** Data follows **

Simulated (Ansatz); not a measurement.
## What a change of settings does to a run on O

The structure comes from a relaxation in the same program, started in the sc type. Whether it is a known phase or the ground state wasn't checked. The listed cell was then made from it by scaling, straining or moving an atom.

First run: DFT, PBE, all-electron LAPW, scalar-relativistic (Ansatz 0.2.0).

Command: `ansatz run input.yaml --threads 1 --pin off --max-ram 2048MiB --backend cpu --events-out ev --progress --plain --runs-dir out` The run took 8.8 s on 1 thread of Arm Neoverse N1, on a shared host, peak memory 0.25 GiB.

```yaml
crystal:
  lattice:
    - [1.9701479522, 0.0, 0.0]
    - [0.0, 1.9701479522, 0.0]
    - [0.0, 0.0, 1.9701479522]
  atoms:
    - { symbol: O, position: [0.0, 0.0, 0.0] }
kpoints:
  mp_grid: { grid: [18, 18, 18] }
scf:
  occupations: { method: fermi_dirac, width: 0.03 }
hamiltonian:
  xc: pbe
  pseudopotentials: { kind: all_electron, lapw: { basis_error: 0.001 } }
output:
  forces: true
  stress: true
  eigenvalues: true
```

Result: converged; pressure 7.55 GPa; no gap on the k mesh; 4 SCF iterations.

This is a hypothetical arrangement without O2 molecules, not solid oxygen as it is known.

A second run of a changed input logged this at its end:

** End of Data **

Activity
The answer must be all of the entries, restated exactly.

Task solution
Simulated (Ansatz); not a measurement.
## What a change of settings does to a run on O

The structure comes from a relaxation in the same program, started in the sc type. Whether it is a known phase or the ground state wasn't checked. The listed cell was then made from it by scaling, straining or moving an atom.

First run: DFT, PBE, all-electron LAPW, scalar-relativistic (Ansatz 0.2.0).

Command: `ansatz run input.yaml --threads 1 --pin off --max-ram 2048MiB --backend cpu --events-out ev --progress --plain --runs-dir out` The run took 8.8 s on 1 thread of Arm Neoverse N1, on a shared host, peak memory 0.25 GiB.

```yaml
crystal:
  lattice:
    - [1.9701479522, 0.0, 0.0]
    - [0.0, 1.9701479522, 0.0]
    - [0.0, 0.0, 1.9701479522]
  atoms:
    - { symbol: O, position: [0.0, 0.0, 0.0] }
kpoints:
  mp_grid: { grid: [18, 18, 18] }
scf:
  occupations: { method: fermi_dirac, width: 0.03 }
hamiltonian:
  xc: pbe
  pseudopotentials: { kind: all_electron, lapw: { basis_error: 0.001 } }
output:
  forces: true
  stress: true
  eigenvalues: true
```

Result: converged; pressure 7.55 GPa; no gap on the k mesh; 4 SCF iterations.

This is a hypothetical arrangement without O2 molecules, not solid oxygen as it is known.

A second run of a changed input logged this at its end:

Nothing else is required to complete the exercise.